↓

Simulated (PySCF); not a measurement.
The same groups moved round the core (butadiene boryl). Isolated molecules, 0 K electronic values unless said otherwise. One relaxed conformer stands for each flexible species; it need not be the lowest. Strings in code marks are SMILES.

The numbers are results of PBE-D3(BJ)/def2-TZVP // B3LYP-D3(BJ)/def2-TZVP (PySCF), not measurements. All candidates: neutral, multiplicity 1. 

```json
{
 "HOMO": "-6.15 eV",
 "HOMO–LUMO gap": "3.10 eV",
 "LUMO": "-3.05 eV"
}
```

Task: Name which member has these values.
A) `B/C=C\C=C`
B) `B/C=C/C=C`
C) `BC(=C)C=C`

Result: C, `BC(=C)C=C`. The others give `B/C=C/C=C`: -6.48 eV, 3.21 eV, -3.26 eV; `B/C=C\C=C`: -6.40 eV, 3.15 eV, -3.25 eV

↑

(REQUIREMENT): Repeat the material above exactly, beginning with its first line and ending with the line that holds "The same groups", and leave out everything else.

(TASK SOLUTION):
Simulated (PySCF); not a measurement.
The same groups moved round the core (butadiene boryl). Isolated molecules, 0 K electronic values unless said otherwise. One relaxed conformer stands for each flexible species; it need not be the lowest. Strings in code marks are SMILES.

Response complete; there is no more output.